Start of Block

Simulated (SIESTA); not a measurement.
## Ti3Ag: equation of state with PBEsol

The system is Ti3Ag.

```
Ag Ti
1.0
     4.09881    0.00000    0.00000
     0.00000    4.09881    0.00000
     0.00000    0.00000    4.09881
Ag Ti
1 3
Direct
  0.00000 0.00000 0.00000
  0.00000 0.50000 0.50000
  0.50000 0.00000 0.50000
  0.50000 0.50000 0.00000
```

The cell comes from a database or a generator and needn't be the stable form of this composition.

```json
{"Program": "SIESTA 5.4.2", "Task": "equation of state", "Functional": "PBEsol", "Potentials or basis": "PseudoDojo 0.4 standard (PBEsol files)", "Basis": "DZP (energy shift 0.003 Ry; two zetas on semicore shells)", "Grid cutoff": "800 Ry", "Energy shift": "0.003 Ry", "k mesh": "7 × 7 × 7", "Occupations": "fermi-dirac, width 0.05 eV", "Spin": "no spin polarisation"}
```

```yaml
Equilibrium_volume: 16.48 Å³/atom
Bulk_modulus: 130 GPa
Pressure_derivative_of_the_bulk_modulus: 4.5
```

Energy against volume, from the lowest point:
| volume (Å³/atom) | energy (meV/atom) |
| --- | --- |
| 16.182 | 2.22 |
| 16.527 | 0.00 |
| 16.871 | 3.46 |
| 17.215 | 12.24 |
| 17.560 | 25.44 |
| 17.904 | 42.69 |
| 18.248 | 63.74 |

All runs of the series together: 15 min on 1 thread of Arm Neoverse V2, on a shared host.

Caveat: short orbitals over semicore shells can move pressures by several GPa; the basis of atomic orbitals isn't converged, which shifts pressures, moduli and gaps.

End of Block

All lines from the beginning of the listing through the one with "All runs of" are to be restated word for word, and only those.

Simulated (SIESTA); not a measurement.
## Ti3Ag: equation of state with PBEsol

The system is Ti3Ag.

```
Ag Ti
1.0
     4.09881    0.00000    0.00000
     0.00000    4.09881    0.00000
     0.00000    0.00000    4.09881
Ag Ti
1 3
Direct
  0.00000 0.00000 0.00000
  0.00000 0.50000 0.50000
  0.50000 0.00000 0.50000
  0.50000 0.50000 0.00000
```

The cell comes from a database or a generator and needn't be the stable form of this composition.

```json
{"Program": "SIESTA 5.4.2", "Task": "equation of state", "Functional": "PBEsol", "Potentials or basis": "PseudoDojo 0.4 standard (PBEsol files)", "Basis": "DZP (energy shift 0.003 Ry; two zetas on semicore shells)", "Grid cutoff": "800 Ry", "Energy shift": "0.003 Ry", "k mesh": "7 × 7 × 7", "Occupations": "fermi-dirac, width 0.05 eV", "Spin": "no spin polarisation"}
```

```yaml
Equilibrium_volume: 16.48 Å³/atom
Bulk_modulus: 130 GPa
Pressure_derivative_of_the_bulk_modulus: 4.5
```

Energy against volume, from the lowest point:
| volume (Å³/atom) | energy (meV/atom) |
| --- | --- |
| 16.182 | 2.22 |
| 16.527 | 0.00 |
| 16.871 | 3.46 |
| 17.215 | 12.24 |
| 17.560 | 25.44 |
| 17.904 | 42.69 |
| 18.248 | 63.74 |

All runs of the series together: 15 min on 1 thread of Arm Neoverse V2, on a shared host.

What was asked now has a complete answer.